Repeat only the lines running from the beginning of the material through the line that contains "Method: LDA (Ceperley-Alder, Perdew-Zunger)".

········
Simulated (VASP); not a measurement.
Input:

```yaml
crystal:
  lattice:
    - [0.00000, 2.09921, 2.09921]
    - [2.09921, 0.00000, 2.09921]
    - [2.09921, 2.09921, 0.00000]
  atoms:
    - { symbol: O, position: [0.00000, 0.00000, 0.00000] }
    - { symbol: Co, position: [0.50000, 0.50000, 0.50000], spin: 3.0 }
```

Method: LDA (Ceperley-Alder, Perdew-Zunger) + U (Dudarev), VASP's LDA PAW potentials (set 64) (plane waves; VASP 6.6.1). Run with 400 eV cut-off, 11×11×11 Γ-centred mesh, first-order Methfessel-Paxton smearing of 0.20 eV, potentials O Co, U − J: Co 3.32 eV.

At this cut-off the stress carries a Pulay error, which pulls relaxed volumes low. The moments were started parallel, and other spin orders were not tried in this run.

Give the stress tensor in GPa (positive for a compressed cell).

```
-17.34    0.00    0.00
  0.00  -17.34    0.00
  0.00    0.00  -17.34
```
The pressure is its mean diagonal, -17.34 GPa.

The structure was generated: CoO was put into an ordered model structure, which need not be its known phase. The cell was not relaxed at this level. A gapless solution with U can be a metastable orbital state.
········

** EXERCISE RESULT **
Simulated (VASP); not a measurement.
Input:

```yaml
crystal:
  lattice:
    - [0.00000, 2.09921, 2.09921]
    - [2.09921, 0.00000, 2.09921]
    - [2.09921, 2.09921, 0.00000]
  atoms:
    - { symbol: O, position: [0.00000, 0.00000, 0.00000] }
    - { symbol: Co, position: [0.50000, 0.50000, 0.50000], spin: 3.0 }
```

Method: LDA (Ceperley-Alder, Perdew-Zunger) + U (Dudarev), VASP's LDA PAW potentials (set 64) (plane waves; VASP 6.6.1). Run with 400 eV cut-off, 11×11×11 Γ-centred mesh, first-order Methfessel-Paxton smearing of 0.20 eV, potentials O Co, U − J: Co 3.32 eV.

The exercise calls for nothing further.